[Recorded data]:
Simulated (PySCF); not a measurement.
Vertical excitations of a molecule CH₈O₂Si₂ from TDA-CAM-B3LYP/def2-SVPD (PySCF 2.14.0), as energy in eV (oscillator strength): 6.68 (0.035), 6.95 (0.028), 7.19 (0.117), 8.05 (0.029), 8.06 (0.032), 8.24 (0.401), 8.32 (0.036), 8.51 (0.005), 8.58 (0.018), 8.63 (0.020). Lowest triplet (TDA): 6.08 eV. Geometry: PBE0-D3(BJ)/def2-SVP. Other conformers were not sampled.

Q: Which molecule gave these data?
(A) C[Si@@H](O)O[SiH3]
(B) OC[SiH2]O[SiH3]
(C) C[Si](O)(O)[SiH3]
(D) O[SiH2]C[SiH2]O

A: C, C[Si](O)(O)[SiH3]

[Work instruction]: What is needed is a verbatim copy of the data, complete from first line to last.

[Task solution]:
Simulated (PySCF); not a measurement.
Vertical excitations of a molecule CH₈O₂Si₂ from TDA-CAM-B3LYP/def2-SVPD (PySCF 2.14.0), as energy in eV (oscillator strength): 6.68 (0.035), 6.95 (0.028), 7.19 (0.117), 8.05 (0.029), 8.06 (0.032), 8.24 (0.401), 8.32 (0.036), 8.51 (0.005), 8.58 (0.018), 8.63 (0.020). Lowest triplet (TDA): 6.08 eV. Geometry: PBE0-D3(BJ)/def2-SVP. Other conformers were not sampled.

Q: Which molecule gave these data?
(A) C[Si@@H](O)O[SiH3]
(B) OC[SiH2]O[SiH3]
(C) C[Si](O)(O)[SiH3]
(D) O[SiH2]C[SiH2]O

A: C, C[Si](O)(O)[SiH3]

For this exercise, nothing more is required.